◆ **Work request**:
From the listing below, retype exactly the line holding "the missing entries.", the line holding "Rigid bands with", and the lines between them; skip everything else.

◆ **Given records**:
================

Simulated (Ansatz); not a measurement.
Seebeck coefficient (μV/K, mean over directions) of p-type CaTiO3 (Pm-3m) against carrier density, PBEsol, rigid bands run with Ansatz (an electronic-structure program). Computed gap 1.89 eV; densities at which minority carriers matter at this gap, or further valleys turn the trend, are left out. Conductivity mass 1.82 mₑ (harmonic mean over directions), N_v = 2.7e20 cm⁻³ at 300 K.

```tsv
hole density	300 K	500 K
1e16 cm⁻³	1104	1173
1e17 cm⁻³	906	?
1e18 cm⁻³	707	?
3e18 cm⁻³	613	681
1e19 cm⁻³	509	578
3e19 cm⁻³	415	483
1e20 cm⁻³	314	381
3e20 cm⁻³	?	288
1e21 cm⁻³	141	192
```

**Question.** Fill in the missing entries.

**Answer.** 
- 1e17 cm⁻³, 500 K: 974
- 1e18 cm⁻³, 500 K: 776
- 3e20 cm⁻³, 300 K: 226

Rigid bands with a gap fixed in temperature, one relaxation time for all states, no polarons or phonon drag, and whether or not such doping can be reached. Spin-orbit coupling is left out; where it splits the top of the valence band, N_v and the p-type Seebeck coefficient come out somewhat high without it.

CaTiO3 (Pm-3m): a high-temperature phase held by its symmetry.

================

◆ **Written response**:
**Question.** Fill in the missing entries.

**Answer.** 
- 1e17 cm⁻³, 500 K: 974
- 1e18 cm⁻³, 500 K: 776
- 3e20 cm⁻³, 300 K: 226

Rigid bands with a gap fixed in temperature, one relaxation time for all states, no polarons or phonon drag, and whether or not such doping can be reached. Spin-orbit coupling is left out; where it splits the top of the valence band, N_v and the p-type Seebeck coefficient come out somewhat high without it.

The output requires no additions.